_Data extracts_
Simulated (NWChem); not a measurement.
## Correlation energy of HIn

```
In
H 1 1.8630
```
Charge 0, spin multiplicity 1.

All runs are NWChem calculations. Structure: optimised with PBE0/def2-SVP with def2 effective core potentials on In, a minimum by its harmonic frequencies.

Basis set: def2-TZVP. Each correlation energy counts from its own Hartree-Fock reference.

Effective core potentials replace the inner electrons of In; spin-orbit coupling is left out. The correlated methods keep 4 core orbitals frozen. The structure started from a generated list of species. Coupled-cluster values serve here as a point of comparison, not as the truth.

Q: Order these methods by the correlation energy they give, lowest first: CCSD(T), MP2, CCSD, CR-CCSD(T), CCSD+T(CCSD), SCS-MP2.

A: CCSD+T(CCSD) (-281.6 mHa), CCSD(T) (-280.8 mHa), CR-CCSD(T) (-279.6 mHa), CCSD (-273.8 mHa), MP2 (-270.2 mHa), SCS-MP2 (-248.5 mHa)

_Brief_
From the entries above, return exactly the line containing "Effective core potentials replace", the line containing "Q: Order these", and all lines between, and nothing else.

_Your solution_
Effective core potentials replace the inner electrons of In; spin-orbit coupling is left out. The correlated methods keep 4 core orbitals frozen. The structure started from a generated list of species. Coupled-cluster values serve here as a point of comparison, not as the truth.

Q: Order these methods by the correlation energy they give, lowest first: CCSD(T), MP2, CCSD, CR-CCSD(T), CCSD+T(CCSD), SCS-MP2.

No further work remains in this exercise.